### DATA SECTION
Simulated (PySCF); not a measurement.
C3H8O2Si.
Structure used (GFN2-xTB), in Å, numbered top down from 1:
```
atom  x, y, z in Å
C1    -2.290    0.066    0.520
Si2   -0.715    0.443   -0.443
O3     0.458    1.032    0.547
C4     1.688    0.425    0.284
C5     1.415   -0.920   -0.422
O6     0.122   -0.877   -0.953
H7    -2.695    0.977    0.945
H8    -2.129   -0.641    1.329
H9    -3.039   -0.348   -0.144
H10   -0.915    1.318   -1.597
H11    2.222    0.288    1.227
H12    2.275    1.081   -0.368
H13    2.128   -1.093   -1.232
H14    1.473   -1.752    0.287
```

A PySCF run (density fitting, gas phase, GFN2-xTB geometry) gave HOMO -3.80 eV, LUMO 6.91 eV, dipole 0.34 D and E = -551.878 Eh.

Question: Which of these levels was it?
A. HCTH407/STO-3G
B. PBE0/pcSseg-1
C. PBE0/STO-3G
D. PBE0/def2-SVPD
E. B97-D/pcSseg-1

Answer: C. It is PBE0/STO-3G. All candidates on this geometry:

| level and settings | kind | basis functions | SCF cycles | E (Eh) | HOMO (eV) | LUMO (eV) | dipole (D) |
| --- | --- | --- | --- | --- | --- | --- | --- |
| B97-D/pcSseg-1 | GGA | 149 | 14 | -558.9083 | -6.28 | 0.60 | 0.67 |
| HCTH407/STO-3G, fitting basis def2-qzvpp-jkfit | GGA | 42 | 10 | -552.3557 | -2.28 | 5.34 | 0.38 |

### WORK ORDER
When you reach the line that contains "0.60 | 0.67 |", stop; that line and every line before it, from the very first line of the data, should be restated word for word.

### YOUR SOLUTION
Simulated (PySCF); not a measurement.
C3H8O2Si.
Structure used (GFN2-xTB), in Å, numbered top down from 1:
```
atom  x, y, z in Å
C1    -2.290    0.066    0.520
Si2   -0.715    0.443   -0.443
O3     0.458    1.032    0.547
C4     1.688    0.425    0.284
C5     1.415   -0.920   -0.422
O6     0.122   -0.877   -0.953
H7    -2.695    0.977    0.945
H8    -2.129   -0.641    1.329
H9    -3.039   -0.348   -0.144
H10   -0.915    1.318   -1.597
H11    2.222    0.288    1.227
H12    2.275    1.081   -0.368
H13    2.128   -1.093   -1.232
H14    1.473   -1.752    0.287
```

A PySCF run (density fitting, gas phase, GFN2-xTB geometry) gave HOMO -3.80 eV, LUMO 6.91 eV, dipole 0.34 D and E = -551.878 Eh.

Question: Which of these levels was it?
A. HCTH407/STO-3G
B. PBE0/pcSseg-1
C. PBE0/STO-3G
D. PBE0/def2-SVPD
E. B97-D/pcSseg-1

Answer: C. It is PBE0/STO-3G. All candidates on this geometry:

| level and settings | kind | basis functions | SCF cycles | E (Eh) | HOMO (eV) | LUMO (eV) | dipole (D) |
| --- | --- | --- | --- | --- | --- | --- | --- |
| B97-D/pcSseg-1 | GGA | 149 | 14 | -558.9083 | -6.28 | 0.60 | 0.67 |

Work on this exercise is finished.